**BRIEF**
Print, in exact form, the lines below from the one containing "Computed with GIAO" through the one containing "0.350 | 163.1 |", and omit all others.

----------

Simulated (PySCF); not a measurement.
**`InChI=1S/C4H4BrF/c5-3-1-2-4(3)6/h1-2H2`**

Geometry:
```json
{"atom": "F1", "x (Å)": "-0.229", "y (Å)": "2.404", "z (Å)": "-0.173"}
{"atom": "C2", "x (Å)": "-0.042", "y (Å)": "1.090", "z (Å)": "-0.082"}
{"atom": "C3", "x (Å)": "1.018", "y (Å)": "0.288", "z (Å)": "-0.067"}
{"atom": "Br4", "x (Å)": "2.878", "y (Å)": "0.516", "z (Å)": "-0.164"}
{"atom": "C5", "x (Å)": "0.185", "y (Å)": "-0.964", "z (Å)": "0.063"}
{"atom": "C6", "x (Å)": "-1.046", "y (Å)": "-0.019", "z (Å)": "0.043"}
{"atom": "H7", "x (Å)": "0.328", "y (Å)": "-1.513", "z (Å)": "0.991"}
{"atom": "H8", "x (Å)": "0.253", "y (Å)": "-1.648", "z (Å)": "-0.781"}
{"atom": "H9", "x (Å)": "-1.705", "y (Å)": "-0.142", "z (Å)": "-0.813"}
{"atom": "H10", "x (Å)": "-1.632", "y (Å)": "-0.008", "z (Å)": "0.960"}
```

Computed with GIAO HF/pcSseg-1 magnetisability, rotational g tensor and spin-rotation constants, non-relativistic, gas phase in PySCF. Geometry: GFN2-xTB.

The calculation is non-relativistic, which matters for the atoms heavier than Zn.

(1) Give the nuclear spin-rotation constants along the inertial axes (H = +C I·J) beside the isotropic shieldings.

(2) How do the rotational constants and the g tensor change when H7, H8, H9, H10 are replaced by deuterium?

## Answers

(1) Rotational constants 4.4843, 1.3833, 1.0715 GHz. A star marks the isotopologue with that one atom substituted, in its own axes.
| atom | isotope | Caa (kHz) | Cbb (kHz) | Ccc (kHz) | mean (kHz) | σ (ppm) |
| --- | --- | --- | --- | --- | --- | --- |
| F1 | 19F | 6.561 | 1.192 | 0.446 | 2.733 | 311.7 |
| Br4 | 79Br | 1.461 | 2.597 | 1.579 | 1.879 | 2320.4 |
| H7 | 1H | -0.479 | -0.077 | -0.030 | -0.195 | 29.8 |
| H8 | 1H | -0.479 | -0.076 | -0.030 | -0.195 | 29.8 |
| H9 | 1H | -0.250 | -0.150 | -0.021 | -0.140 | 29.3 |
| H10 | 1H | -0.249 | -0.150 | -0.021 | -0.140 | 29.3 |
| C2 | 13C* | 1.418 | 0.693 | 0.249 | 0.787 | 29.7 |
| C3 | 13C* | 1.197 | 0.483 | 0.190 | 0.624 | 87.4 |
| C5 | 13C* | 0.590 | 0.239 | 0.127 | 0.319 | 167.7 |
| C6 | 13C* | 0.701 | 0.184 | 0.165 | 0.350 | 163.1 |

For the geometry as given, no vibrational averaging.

----------

**RESPONSE AREA**
Computed with GIAO HF/pcSseg-1 magnetisability, rotational g tensor and spin-rotation constants, non-relativistic, gas phase in PySCF. Geometry: GFN2-xTB.

The calculation is non-relativistic, which matters for the atoms heavier than Zn.

(1) Give the nuclear spin-rotation constants along the inertial axes (H = +C I·J) beside the isotropic shieldings.

(2) How do the rotational constants and the g tensor change when H7, H8, H9, H10 are replaced by deuterium?

## Answers

(1) Rotational constants 4.4843, 1.3833, 1.0715 GHz. A star marks the isotopologue with that one atom substituted, in its own axes.
| atom | isotope | Caa (kHz) | Cbb (kHz) | Ccc (kHz) | mean (kHz) | σ (ppm) |
| --- | --- | --- | --- | --- | --- | --- |
| F1 | 19F | 6.561 | 1.192 | 0.446 | 2.733 | 311.7 |
| Br4 | 79Br | 1.461 | 2.597 | 1.579 | 1.879 | 2320.4 |
| H7 | 1H | -0.479 | -0.077 | -0.030 | -0.195 | 29.8 |
| H8 | 1H | -0.479 | -0.076 | -0.030 | -0.195 | 29.8 |
| H9 | 1H | -0.250 | -0.150 | -0.021 | -0.140 | 29.3 |
| H10 | 1H | -0.249 | -0.150 | -0.021 | -0.140 | 29.3 |
| C2 | 13C* | 1.418 | 0.693 | 0.249 | 0.787 | 29.7 |
| C3 | 13C* | 1.197 | 0.483 | 0.190 | 0.624 | 87.4 |
| C5 | 13C* | 0.590 | 0.239 | 0.127 | 0.319 | 167.7 |
| C6 | 13C* | 0.701 | 0.184 | 0.165 | 0.350 | 163.1 |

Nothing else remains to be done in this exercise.